§ Dataset content:
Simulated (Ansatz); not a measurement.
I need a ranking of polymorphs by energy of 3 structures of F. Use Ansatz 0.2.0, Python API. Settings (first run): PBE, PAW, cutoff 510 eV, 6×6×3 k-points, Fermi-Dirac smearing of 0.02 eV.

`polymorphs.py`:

§ Required action: Return the full material unchanged.

§ Task result:
Simulated (Ansatz); not a measurement.
I need a ranking of polymorphs by energy of 3 structures of F. Use Ansatz 0.2.0, Python API. Settings (first run): PBE, PAW, cutoff 510 eV, 6×6×3 k-points, Fermi-Dirac smearing of 0.02 eV.

`polymorphs.py`:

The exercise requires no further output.